Output must match the data below exactly from its first line through the line that contains "Computed with Ansatz", with no other line.

= = = =

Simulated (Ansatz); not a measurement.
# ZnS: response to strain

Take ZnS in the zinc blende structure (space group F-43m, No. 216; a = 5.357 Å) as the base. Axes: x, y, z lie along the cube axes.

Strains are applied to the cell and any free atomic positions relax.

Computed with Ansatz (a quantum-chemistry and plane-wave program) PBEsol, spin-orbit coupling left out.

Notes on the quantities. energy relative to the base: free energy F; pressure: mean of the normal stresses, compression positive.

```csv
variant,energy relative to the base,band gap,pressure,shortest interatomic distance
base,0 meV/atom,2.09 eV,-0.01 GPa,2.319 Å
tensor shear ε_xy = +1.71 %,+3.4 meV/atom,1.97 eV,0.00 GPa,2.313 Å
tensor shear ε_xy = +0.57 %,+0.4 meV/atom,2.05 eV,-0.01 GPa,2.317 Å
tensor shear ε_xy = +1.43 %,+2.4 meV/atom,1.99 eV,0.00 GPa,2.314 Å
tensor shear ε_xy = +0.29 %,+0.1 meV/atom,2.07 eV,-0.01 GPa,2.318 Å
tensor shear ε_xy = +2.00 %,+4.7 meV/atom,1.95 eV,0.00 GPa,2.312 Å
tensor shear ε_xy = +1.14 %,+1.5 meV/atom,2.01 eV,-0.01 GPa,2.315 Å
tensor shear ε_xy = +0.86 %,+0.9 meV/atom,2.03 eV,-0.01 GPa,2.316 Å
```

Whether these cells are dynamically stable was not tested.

= = = =

ANSWER SECTION =>
Simulated (Ansatz); not a measurement.
# ZnS: response to strain

Take ZnS in the zinc blende structure (space group F-43m, No. 216; a = 5.357 Å) as the base. Axes: x, y, z lie along the cube axes.

Strains are applied to the cell and any free atomic positions relax.

Computed with Ansatz (a quantum-chemistry and plane-wave program) PBEsol, spin-orbit coupling left out.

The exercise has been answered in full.